Segment Open

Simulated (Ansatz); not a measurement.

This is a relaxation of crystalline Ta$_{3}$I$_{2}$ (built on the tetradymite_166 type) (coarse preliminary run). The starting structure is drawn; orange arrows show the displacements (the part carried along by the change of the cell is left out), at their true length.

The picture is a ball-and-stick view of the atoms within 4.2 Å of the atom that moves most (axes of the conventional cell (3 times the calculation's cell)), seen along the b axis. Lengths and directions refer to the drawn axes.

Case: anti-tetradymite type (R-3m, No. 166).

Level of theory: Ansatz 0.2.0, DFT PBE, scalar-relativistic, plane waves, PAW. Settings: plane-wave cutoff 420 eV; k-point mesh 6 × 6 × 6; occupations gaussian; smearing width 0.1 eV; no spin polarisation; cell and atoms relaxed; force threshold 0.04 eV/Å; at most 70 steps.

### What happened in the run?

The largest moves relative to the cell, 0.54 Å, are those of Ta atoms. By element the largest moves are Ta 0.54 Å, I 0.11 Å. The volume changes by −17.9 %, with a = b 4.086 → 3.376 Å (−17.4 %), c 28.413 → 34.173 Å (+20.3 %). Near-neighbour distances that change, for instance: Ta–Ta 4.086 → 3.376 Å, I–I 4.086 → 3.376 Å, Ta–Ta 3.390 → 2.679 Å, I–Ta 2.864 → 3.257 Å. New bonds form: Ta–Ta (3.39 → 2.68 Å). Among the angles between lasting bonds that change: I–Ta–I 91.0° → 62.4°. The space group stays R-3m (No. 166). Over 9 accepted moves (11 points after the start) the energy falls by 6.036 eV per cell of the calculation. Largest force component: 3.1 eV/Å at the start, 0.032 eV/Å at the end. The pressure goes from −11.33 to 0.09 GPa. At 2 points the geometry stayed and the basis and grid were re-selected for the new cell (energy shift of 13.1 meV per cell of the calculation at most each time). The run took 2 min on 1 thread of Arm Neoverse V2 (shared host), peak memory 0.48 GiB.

Segment Closed

> _ACTIVITY_
The response must consist solely of the lines from the first line of the entries through the line containing "This is a relaxation", repeated exactly.

> _EXERCISE RESULT_
Simulated (Ansatz); not a measurement.

This is a relaxation of crystalline Ta$_{3}$I$_{2}$ (built on the tetradymite_166 type) (coarse preliminary run). The starting structure is drawn; orange arrows show the displacements (the part carried along by the change of the cell is left out), at their true length.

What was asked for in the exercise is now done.